▶ [Work item]:
Reproduce all the material verbatim, down to the last line.

:: Record set

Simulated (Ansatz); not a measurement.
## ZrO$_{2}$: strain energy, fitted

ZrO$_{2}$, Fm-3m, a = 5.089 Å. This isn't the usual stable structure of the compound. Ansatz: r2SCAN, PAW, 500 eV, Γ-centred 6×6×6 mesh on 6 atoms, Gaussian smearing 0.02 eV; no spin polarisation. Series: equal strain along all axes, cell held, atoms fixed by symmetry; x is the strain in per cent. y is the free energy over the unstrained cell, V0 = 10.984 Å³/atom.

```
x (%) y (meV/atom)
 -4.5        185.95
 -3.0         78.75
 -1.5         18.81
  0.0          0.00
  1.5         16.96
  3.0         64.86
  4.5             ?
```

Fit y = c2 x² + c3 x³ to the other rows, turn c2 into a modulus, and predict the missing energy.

::::

▶ [Reply]:
Simulated (Ansatz); not a measurement.
## ZrO$_{2}$: strain energy, fitted

ZrO$_{2}$, Fm-3m, a = 5.089 Å. This isn't the usual stable structure of the compound. Ansatz: r2SCAN, PAW, 500 eV, Γ-centred 6×6×6 mesh on 6 atoms, Gaussian smearing 0.02 eV; no spin polarisation. Series: equal strain along all axes, cell held, atoms fixed by symmetry; x is the strain in per cent. y is the free energy over the unstrained cell, V0 = 10.984 Å³/atom.

```
x (%) y (meV/atom)
 -4.5        185.95
 -3.0         78.75
 -1.5         18.81
  0.0          0.00
  1.5         16.96
  3.0         64.86
  4.5             ?
```

Fit y = c2 x² + c3 x³ to the other rows, turn c2 into a modulus, and predict the missing energy.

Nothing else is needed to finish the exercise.